◆ **Assignment**
Once the line with "Program: VASP 6.6.1." is found in the entries below, print it and each following line exactly, stopping after the line with "### 1 The cell of the first run"; print nothing else.

====================
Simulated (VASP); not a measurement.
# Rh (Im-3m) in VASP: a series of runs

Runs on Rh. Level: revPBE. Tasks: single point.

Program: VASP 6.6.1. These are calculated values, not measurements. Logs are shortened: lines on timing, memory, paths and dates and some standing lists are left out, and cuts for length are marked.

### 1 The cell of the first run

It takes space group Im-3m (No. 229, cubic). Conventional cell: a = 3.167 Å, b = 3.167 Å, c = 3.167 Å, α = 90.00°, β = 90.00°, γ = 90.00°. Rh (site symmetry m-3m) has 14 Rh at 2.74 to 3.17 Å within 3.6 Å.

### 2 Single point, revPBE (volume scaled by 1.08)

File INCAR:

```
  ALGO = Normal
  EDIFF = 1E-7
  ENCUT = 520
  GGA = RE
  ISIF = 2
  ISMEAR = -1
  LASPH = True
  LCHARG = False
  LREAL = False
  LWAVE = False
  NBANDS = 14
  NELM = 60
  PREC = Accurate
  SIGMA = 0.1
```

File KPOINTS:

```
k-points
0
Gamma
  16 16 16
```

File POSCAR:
====================

◆ **Response area**
Program: VASP 6.6.1. These are calculated values, not measurements. Logs are shortened: lines on timing, memory, paths and dates and some standing lists are left out, and cuts for length are marked.

### 1 The cell of the first run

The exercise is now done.